Work request:
Please print only the top portion of the entries below, ending with the line that contains "### Step 1. The cell of the first run", exactly as written.

Record excerpts:
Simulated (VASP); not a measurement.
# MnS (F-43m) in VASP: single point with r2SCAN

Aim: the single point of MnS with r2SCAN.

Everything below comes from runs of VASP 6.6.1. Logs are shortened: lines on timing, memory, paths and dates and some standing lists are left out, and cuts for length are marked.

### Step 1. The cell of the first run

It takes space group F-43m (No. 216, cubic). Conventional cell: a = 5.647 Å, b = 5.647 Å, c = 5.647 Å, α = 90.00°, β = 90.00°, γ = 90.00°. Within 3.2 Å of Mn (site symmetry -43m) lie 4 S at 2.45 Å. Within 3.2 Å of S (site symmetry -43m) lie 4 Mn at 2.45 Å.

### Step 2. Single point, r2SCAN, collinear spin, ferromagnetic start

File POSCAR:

Written solution:
Simulated (VASP); not a measurement.
# MnS (F-43m) in VASP: single point with r2SCAN

Aim: the single point of MnS with r2SCAN.

Everything below comes from runs of VASP 6.6.1. Logs are shortened: lines on timing, memory, paths and dates and some standing lists are left out, and cuts for length are marked.

### Step 1. The cell of the first run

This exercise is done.